-- Exercise data --
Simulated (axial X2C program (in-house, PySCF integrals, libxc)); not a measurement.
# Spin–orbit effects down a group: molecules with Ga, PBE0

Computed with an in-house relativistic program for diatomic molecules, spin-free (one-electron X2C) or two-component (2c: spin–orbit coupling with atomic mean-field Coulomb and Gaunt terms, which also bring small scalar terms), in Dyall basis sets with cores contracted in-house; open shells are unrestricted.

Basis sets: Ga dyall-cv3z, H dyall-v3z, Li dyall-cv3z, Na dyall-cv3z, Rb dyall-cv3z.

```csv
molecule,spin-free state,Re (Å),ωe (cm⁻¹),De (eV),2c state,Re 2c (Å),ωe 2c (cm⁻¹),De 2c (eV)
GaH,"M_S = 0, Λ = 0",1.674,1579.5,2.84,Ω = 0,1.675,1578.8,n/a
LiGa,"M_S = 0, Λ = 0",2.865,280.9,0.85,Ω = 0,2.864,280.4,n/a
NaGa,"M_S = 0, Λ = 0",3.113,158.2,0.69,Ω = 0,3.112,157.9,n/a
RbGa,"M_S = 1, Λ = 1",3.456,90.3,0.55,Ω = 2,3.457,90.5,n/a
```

-- Work task --
Each of the entries above is to be repeated exactly.

-- Task answer --
Simulated (axial X2C program (in-house, PySCF integrals, libxc)); not a measurement.
# Spin–orbit effects down a group: molecules with Ga, PBE0

Computed with an in-house relativistic program for diatomic molecules, spin-free (one-electron X2C) or two-component (2c: spin–orbit coupling with atomic mean-field Coulomb and Gaunt terms, which also bring small scalar terms), in Dyall basis sets with cores contracted in-house; open shells are unrestricted.

Basis sets: Ga dyall-cv3z, H dyall-v3z, Li dyall-cv3z, Na dyall-cv3z, Rb dyall-cv3z.

```csv
molecule,spin-free state,Re (Å),ωe (cm⁻¹),De (eV),2c state,Re 2c (Å),ωe 2c (cm⁻¹),De 2c (eV)
GaH,"M_S = 0, Λ = 0",1.674,1579.5,2.84,Ω = 0,1.675,1578.8,n/a
LiGa,"M_S = 0, Λ = 0",2.865,280.9,0.85,Ω = 0,2.864,280.4,n/a
NaGa,"M_S = 0, Λ = 0",3.113,158.2,0.69,Ω = 0,3.112,157.9,n/a
RbGa,"M_S = 1, Λ = 1",3.456,90.3,0.55,Ω = 2,3.457,90.5,n/a
```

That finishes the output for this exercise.